§ **Provided information**
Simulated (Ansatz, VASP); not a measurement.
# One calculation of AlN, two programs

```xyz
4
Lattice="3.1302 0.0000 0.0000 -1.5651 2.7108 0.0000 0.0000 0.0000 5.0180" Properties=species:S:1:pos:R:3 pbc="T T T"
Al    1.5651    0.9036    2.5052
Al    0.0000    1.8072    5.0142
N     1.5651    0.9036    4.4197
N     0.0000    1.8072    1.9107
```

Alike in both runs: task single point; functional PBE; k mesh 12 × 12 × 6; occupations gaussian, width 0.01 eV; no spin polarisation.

§ **Work request**
Copy out the material above in full so that every line matches the original.

§ **Expected answer**
Simulated (Ansatz, VASP); not a measurement.
# One calculation of AlN, two programs

```xyz
4
Lattice="3.1302 0.0000 0.0000 -1.5651 2.7108 0.0000 0.0000 0.0000 5.0180" Properties=species:S:1:pos:R:3 pbc="T T T"
Al    1.5651    0.9036    2.5052
Al    0.0000    1.8072    5.0142
N     1.5651    0.9036    4.4197
N     0.0000    1.8072    1.9107
```

Alike in both runs: task single point; functional PBE; k mesh 12 × 12 × 6; occupations gaussian, width 0.01 eV; no spin polarisation.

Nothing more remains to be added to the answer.